━━━ Extracted information
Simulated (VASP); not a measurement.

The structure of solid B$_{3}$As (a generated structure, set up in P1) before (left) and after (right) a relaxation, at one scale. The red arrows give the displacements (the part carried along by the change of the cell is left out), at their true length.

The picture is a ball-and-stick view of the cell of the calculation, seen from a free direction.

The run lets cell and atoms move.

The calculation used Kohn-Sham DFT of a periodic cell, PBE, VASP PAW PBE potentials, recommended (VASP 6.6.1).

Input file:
━━━━━━

_Task item:_ Give back the complete material, keeping every word exactly as written.

_Expected answer:_
Simulated (VASP); not a measurement.

The structure of solid B$_{3}$As (a generated structure, set up in P1) before (left) and after (right) a relaxation, at one scale. The red arrows give the displacements (the part carried along by the change of the cell is left out), at their true length.

The picture is a ball-and-stick view of the cell of the calculation, seen from a free direction.

The run lets cell and atoms move.

The calculation used Kohn-Sham DFT of a periodic cell, PBE, VASP PAW PBE potentials, recommended (VASP 6.6.1).

Input file:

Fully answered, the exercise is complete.